• **Extracted entries**:
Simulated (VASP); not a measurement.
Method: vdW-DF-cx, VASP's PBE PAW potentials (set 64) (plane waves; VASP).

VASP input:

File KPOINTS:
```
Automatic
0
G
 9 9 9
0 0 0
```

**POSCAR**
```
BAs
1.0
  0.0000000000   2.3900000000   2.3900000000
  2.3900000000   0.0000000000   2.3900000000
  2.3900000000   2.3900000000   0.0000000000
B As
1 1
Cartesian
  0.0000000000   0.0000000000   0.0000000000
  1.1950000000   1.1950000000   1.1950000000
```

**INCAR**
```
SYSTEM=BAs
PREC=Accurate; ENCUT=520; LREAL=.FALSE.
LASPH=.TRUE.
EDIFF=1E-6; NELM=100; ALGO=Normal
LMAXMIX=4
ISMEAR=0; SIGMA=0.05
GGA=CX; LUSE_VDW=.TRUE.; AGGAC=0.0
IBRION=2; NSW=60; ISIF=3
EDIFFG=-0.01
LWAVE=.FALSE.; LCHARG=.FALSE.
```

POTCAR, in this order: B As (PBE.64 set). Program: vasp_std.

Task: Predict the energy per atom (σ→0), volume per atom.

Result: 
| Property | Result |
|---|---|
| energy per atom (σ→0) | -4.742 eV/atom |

• **Task item**:
Line by line, please copy the listing exactly.

• **Task output**:
Simulated (VASP); not a measurement.
Method: vdW-DF-cx, VASP's PBE PAW potentials (set 64) (plane waves; VASP).

VASP input:

File KPOINTS:
```
Automatic
0
G
 9 9 9
0 0 0
```

**POSCAR**
```
BAs
1.0
  0.0000000000   2.3900000000   2.3900000000
  2.3900000000   0.0000000000   2.3900000000
  2.3900000000   2.3900000000   0.0000000000
B As
1 1
Cartesian
  0.0000000000   0.0000000000   0.0000000000
  1.1950000000   1.1950000000   1.1950000000
```

**INCAR**
```
SYSTEM=BAs
PREC=Accurate; ENCUT=520; LREAL=.FALSE.
LASPH=.TRUE.
EDIFF=1E-6; NELM=100; ALGO=Normal
LMAXMIX=4
ISMEAR=0; SIGMA=0.05
GGA=CX; LUSE_VDW=.TRUE.; AGGAC=0.0
IBRION=2; NSW=60; ISIF=3
EDIFFG=-0.01
LWAVE=.FALSE.; LCHARG=.FALSE.
```

POTCAR, in this order: B As (PBE.64 set). Program: vasp_std.

Task: Predict the energy per atom (σ→0), volume per atom.

Result: 
| Property | Result |
|---|---|
| energy per atom (σ→0) | -4.742 eV/atom |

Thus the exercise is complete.